(ACTIVITY): Each line from the start of the listing below through the line containing "The computed structure" should be reproduced exactly, with no others.

(DATA):
[Start of Attachment]

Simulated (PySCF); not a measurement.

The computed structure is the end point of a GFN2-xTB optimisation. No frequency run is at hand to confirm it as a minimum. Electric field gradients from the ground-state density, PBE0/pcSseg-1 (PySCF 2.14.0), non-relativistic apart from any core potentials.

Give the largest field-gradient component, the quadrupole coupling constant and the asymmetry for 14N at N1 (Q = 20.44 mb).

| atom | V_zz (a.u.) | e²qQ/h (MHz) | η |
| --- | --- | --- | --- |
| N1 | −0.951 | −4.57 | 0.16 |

[End of Attachment]

(REPLY):
Simulated (PySCF); not a measurement.

The computed structure is the end point of a GFN2-xTB optimisation. No frequency run is at hand to confirm it as a minimum. Electric field gradients from the ground-state density, PBE0/pcSseg-1 (PySCF 2.14.0), non-relativistic apart from any core potentials.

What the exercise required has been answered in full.